* Records shown
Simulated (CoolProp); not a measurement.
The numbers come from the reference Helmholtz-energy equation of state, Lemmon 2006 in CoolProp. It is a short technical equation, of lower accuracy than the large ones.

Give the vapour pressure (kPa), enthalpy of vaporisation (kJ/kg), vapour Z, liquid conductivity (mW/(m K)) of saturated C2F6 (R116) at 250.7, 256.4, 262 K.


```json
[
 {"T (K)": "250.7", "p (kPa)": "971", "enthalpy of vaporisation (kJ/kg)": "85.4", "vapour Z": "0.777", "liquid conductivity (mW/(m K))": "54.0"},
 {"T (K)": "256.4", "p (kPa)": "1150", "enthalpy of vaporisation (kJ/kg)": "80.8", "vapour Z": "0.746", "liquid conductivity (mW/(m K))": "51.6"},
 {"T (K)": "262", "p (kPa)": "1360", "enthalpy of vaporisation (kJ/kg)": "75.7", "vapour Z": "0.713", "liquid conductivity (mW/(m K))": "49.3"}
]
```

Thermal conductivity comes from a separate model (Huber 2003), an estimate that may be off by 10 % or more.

* Brief
Give again, word for word, the lines of the listing, starting at its first line and ending with the line containing "The numbers come".

* Task answer
Simulated (CoolProp); not a measurement.
The numbers come from the reference Helmholtz-energy equation of state, Lemmon 2006 in CoolProp. It is a short technical equation, of lower accuracy than the large ones.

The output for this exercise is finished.